*Exercise*: Only one stretch of the listing below is wanted: every line from the first to the line containing "Below, planes, directions", set down exactly.

*Material supplied*:
►
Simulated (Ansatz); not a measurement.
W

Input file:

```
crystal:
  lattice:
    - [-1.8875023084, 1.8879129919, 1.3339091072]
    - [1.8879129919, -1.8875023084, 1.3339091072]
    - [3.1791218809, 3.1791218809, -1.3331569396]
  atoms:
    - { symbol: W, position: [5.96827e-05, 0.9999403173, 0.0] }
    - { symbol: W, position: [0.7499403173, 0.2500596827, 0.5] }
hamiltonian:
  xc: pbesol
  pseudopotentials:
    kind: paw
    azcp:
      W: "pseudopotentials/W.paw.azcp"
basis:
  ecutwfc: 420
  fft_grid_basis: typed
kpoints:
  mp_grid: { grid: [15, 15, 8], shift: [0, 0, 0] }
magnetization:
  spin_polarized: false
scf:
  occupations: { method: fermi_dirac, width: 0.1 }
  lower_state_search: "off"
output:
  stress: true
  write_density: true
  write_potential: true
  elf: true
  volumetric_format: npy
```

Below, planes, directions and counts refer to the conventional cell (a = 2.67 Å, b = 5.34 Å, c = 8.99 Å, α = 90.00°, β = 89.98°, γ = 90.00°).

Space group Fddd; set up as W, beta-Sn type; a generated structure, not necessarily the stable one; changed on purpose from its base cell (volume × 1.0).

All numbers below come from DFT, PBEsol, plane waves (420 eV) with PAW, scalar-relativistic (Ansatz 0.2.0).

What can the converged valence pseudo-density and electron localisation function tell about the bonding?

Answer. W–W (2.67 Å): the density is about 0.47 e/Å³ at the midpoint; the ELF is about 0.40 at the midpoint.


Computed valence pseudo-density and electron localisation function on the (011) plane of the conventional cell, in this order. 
◄

*Your response*:
Simulated (Ansatz); not a measurement.
W

Input file:

```
crystal:
  lattice:
    - [-1.8875023084, 1.8879129919, 1.3339091072]
    - [1.8879129919, -1.8875023084, 1.3339091072]
    - [3.1791218809, 3.1791218809, -1.3331569396]
  atoms:
    - { symbol: W, position: [5.96827e-05, 0.9999403173, 0.0] }
    - { symbol: W, position: [0.7499403173, 0.2500596827, 0.5] }
hamiltonian:
  xc: pbesol
  pseudopotentials:
    kind: paw
    azcp:
      W: "pseudopotentials/W.paw.azcp"
basis:
  ecutwfc: 420
  fft_grid_basis: typed
kpoints:
  mp_grid: { grid: [15, 15, 8], shift: [0, 0, 0] }
magnetization:
  spin_polarized: false
scf:
  occupations: { method: fermi_dirac, width: 0.1 }
  lower_state_search: "off"
output:
  stress: true
  write_density: true
  write_potential: true
  elf: true
  volumetric_format: npy
```

Below, planes, directions and counts refer to the conventional cell (a = 2.67 Å, b = 5.34 Å, c = 8.99 Å, α = 90.00°, β = 89.98°, γ = 90.00°).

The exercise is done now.